ACTIVITY -> Nothing in the entries below may be altered; print them as they stand.

*** INFORMATION GIVEN Section Begins ***
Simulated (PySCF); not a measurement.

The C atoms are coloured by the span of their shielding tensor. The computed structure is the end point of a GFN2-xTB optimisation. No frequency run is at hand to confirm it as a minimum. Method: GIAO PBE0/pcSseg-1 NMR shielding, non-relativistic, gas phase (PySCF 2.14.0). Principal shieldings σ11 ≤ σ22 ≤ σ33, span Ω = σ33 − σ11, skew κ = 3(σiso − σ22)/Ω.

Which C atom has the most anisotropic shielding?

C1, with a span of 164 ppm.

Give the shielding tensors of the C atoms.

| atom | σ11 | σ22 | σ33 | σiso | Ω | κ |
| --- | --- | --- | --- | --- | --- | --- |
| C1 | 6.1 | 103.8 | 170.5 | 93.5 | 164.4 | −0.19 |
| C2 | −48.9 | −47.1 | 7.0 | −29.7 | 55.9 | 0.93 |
*** INFORMATION GIVEN Section Ends ***

ANSWER AREA ->
Simulated (PySCF); not a measurement.

The C atoms are coloured by the span of their shielding tensor. The computed structure is the end point of a GFN2-xTB optimisation. No frequency run is at hand to confirm it as a minimum. Method: GIAO PBE0/pcSseg-1 NMR shielding, non-relativistic, gas phase (PySCF 2.14.0). Principal shieldings σ11 ≤ σ22 ≤ σ33, span Ω = σ33 − σ11, skew κ = 3(σiso − σ22)/Ω.

Which C atom has the most anisotropic shielding?

C1, with a span of 164 ppm.

Give the shielding tensors of the C atoms.

| atom | σ11 | σ22 | σ33 | σiso | Ω | κ |
| --- | --- | --- | --- | --- | --- | --- |
| C1 | 6.1 | 103.8 | 170.5 | 93.5 | 164.4 | −0.19 |
| C2 | −48.9 | −47.1 | 7.0 | −29.7 | 55.9 | 0.93 |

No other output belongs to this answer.